WORK ORDER: Return the whole of the data exactly.

------------------------------------------------------------------------
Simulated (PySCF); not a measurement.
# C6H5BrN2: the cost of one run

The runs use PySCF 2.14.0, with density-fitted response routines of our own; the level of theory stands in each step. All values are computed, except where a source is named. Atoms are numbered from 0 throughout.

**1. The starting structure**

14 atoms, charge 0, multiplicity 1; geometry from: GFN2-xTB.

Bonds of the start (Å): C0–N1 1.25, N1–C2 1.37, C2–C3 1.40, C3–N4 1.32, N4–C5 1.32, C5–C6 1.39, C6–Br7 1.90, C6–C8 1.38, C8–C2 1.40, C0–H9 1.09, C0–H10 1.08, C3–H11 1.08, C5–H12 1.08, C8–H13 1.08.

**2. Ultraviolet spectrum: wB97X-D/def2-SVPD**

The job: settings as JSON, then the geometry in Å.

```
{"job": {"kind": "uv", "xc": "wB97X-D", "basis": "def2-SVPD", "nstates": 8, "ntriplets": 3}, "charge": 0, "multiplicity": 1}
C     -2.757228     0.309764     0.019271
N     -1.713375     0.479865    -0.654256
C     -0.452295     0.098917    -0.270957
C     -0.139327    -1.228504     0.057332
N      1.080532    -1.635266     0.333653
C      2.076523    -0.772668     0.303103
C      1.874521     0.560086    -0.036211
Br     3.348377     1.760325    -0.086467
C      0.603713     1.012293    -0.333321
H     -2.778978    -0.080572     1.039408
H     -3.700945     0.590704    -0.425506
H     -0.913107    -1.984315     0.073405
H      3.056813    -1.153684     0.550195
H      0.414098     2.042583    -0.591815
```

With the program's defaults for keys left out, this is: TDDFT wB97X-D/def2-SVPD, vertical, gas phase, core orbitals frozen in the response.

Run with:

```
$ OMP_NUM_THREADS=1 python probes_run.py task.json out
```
------------------------------------------------------------------------

EXPECTED ANSWER:
Simulated (PySCF); not a measurement.
# C6H5BrN2: the cost of one run

The runs use PySCF 2.14.0, with density-fitted response routines of our own; the level of theory stands in each step. All values are computed, except where a source is named. Atoms are numbered from 0 throughout.

**1. The starting structure**

14 atoms, charge 0, multiplicity 1; geometry from: GFN2-xTB.

Bonds of the start (Å): C0–N1 1.25, N1–C2 1.37, C2–C3 1.40, C3–N4 1.32, N4–C5 1.32, C5–C6 1.39, C6–Br7 1.90, C6–C8 1.38, C8–C2 1.40, C0–H9 1.09, C0–H10 1.08, C3–H11 1.08, C5–H12 1.08, C8–H13 1.08.

**2. Ultraviolet spectrum: wB97X-D/def2-SVPD**

The job: settings as JSON, then the geometry in Å.

```
{"job": {"kind": "uv", "xc": "wB97X-D", "basis": "def2-SVPD", "nstates": 8, "ntriplets": 3}, "charge": 0, "multiplicity": 1}
C     -2.757228     0.309764     0.019271
N     -1.713375     0.479865    -0.654256
C     -0.452295     0.098917    -0.270957
C     -0.139327    -1.228504     0.057332
N      1.080532    -1.635266     0.333653
C      2.076523    -0.772668     0.303103
C      1.874521     0.560086    -0.036211
Br     3.348377     1.760325    -0.086467
C      0.603713     1.012293    -0.333321
H     -2.778978    -0.080572     1.039408
H     -3.700945     0.590704    -0.425506
H     -0.913107    -1.984315     0.073405
H      3.056813    -1.153684     0.550195
H      0.414098     2.042583    -0.591815
```

With the program's defaults for keys left out, this is: TDDFT wB97X-D/def2-SVPD, vertical, gas phase, core orbitals frozen in the response.

Run with:

```
$ OMP_NUM_THREADS=1 python probes_run.py task.json out
```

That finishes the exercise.